[Task item]: Here is a set of records. Copy them all exactly.

┄┄┄┄┄┄

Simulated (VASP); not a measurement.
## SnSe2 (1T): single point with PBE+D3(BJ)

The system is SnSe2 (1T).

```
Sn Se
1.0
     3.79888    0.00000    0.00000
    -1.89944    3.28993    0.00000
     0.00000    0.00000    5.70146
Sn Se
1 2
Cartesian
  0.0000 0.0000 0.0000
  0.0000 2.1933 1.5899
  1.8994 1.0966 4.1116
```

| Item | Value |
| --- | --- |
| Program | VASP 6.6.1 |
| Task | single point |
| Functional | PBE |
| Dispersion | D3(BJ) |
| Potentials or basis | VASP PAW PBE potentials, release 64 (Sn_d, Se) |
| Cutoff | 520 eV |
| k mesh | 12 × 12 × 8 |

┄┄┄┄┄┄

[Exercise solution]:
Simulated (VASP); not a measurement.
## SnSe2 (1T): single point with PBE+D3(BJ)

The system is SnSe2 (1T).

```
Sn Se
1.0
     3.79888    0.00000    0.00000
    -1.89944    3.28993    0.00000
     0.00000    0.00000    5.70146
Sn Se
1 2
Cartesian
  0.0000 0.0000 0.0000
  0.0000 2.1933 1.5899
  1.8994 1.0966 4.1116
```

| Item | Value |
| --- | --- |
| Program | VASP 6.6.1 |
| Task | single point |
| Functional | PBE |
| Dispersion | D3(BJ) |
| Potentials or basis | VASP PAW PBE potentials, release 64 (Sn_d, Se) |
| Cutoff | 520 eV |
| k mesh | 12 × 12 × 8 |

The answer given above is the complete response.